***** EXCERPTED DATA *****
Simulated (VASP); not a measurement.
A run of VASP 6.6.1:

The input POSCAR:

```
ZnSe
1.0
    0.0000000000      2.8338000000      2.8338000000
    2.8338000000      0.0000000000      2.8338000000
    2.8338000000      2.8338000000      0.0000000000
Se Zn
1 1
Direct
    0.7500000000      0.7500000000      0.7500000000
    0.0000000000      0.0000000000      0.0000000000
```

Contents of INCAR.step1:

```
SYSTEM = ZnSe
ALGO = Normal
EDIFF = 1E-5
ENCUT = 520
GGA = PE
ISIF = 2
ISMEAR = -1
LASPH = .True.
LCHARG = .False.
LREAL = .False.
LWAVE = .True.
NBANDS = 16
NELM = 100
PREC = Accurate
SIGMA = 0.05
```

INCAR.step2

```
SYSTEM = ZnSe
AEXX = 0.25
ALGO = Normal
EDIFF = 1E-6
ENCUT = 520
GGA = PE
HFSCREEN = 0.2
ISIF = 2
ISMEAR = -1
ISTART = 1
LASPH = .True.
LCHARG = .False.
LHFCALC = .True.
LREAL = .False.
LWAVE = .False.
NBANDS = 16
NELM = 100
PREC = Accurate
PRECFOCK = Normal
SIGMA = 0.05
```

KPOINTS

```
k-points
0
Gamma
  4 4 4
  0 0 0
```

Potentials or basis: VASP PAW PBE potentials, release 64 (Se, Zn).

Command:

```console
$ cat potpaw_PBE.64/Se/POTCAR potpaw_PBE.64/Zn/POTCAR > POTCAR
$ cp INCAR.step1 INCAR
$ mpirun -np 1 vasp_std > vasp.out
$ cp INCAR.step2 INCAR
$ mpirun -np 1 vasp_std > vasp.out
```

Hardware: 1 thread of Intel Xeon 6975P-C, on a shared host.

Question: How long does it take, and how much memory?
*****

> **EXERCISE**
Among the lines above, find the one with "Potentials or basis: VASP" and the one with "Hardware: 1 thread". Quote both and everything between them, exactly.

> **YOUR SOLUTION**
Potentials or basis: VASP PAW PBE potentials, release 64 (Se, Zn).

Command:

```console
$ cat potpaw_PBE.64/Se/POTCAR potpaw_PBE.64/Zn/POTCAR > POTCAR
$ cp INCAR.step1 INCAR
$ mpirun -np 1 vasp_std > vasp.out
$ cp INCAR.step2 INCAR
$ mpirun -np 1 vasp_std > vasp.out
```

Hardware: 1 thread of Intel Xeon 6975P-C, on a shared host.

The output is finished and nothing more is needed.